▸ **Work instruction**: Write out again, please, the records below from the first line to the line holding "7 | band 8 |", inclusive, and nothing else.

▸ **Input data**:
^^^^^^^^

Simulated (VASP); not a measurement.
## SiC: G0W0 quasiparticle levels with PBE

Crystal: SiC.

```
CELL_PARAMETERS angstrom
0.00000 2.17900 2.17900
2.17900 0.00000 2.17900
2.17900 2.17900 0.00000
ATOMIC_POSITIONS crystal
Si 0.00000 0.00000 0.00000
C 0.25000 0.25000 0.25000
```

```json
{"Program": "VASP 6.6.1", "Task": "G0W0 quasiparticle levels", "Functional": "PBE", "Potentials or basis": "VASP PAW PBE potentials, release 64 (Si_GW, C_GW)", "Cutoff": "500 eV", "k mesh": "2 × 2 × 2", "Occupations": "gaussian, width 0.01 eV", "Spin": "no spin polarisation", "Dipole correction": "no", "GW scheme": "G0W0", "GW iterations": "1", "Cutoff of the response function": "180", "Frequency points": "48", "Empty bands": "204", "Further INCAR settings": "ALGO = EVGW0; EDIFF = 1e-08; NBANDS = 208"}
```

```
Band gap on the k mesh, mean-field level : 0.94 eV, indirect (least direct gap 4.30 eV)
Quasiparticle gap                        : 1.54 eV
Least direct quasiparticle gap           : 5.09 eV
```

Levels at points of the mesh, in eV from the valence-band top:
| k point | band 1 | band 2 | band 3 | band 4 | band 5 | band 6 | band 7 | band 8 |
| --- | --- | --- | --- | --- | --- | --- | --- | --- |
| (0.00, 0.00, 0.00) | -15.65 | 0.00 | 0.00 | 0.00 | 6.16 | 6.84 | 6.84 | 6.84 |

^^^^^^^^

▸ **Answer space**:
Simulated (VASP); not a measurement.
## SiC: G0W0 quasiparticle levels with PBE

Crystal: SiC.

```
CELL_PARAMETERS angstrom
0.00000 2.17900 2.17900
2.17900 0.00000 2.17900
2.17900 2.17900 0.00000
ATOMIC_POSITIONS crystal
Si 0.00000 0.00000 0.00000
C 0.25000 0.25000 0.25000
```

```json
{"Program": "VASP 6.6.1", "Task": "G0W0 quasiparticle levels", "Functional": "PBE", "Potentials or basis": "VASP PAW PBE potentials, release 64 (Si_GW, C_GW)", "Cutoff": "500 eV", "k mesh": "2 × 2 × 2", "Occupations": "gaussian, width 0.01 eV", "Spin": "no spin polarisation", "Dipole correction": "no", "GW scheme": "G0W0", "GW iterations": "1", "Cutoff of the response function": "180", "Frequency points": "48", "Empty bands": "204", "Further INCAR settings": "ALGO = EVGW0; EDIFF = 1e-08; NBANDS = 208"}
```

```
Band gap on the k mesh, mean-field level : 0.94 eV, indirect (least direct gap 4.30 eV)
Quasiparticle gap                        : 1.54 eV
Least direct quasiparticle gap           : 5.09 eV
```

Levels at points of the mesh, in eV from the valence-band top:
| k point | band 1 | band 2 | band 3 | band 4 | band 5 | band 6 | band 7 | band 8 |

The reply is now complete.